[WORK ITEM]:
Up to and including the line containing "Periodic cell of", please reproduce the lines of the listing below, starting from the top.

▬▬▬▬▬▬

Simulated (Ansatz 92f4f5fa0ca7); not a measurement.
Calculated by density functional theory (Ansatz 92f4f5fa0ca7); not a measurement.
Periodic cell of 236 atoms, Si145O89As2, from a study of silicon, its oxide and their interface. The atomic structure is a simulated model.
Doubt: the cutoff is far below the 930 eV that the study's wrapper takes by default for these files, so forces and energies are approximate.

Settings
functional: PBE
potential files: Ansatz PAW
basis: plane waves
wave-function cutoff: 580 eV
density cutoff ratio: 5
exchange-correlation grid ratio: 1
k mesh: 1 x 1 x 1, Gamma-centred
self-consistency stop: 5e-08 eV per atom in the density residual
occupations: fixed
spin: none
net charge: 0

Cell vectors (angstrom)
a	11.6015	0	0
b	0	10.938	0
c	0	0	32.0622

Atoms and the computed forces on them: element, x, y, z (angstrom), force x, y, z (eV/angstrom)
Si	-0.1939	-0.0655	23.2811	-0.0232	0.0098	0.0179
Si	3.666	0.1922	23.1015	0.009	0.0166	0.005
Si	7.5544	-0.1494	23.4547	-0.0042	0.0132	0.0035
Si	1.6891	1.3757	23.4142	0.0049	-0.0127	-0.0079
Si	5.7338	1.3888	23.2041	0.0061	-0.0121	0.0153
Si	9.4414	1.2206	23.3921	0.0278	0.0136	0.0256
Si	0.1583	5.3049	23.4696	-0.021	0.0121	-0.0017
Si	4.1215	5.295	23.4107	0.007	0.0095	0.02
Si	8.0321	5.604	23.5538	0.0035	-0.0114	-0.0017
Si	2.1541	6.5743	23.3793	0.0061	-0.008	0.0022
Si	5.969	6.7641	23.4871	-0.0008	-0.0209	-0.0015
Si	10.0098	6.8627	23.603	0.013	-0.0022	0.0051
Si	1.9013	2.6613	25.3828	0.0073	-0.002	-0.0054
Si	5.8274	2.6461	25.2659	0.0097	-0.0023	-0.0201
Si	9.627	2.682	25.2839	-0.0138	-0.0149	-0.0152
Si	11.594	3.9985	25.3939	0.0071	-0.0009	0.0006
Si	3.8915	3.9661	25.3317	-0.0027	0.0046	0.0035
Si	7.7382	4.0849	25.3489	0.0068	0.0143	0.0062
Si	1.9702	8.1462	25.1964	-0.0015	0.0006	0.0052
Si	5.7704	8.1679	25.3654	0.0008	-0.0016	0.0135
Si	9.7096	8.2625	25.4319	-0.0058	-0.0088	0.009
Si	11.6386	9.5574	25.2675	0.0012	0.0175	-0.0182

▬▬▬▬▬▬

[EXERCISE RESULT]:
Simulated (Ansatz 92f4f5fa0ca7); not a measurement.
Calculated by density functional theory (Ansatz 92f4f5fa0ca7); not a measurement.
Periodic cell of 236 atoms, Si145O89As2, from a study of silicon, its oxide and their interface. The atomic structure is a simulated model.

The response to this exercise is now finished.